Supplied entries →
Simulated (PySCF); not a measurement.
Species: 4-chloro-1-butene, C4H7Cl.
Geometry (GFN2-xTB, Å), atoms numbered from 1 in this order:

Work request →
Reproduce the material above. Do not change a word.

Response →
Simulated (PySCF); not a measurement.
Species: 4-chloro-1-butene, C4H7Cl.
Geometry (GFN2-xTB, Å), atoms numbered from 1 in this order:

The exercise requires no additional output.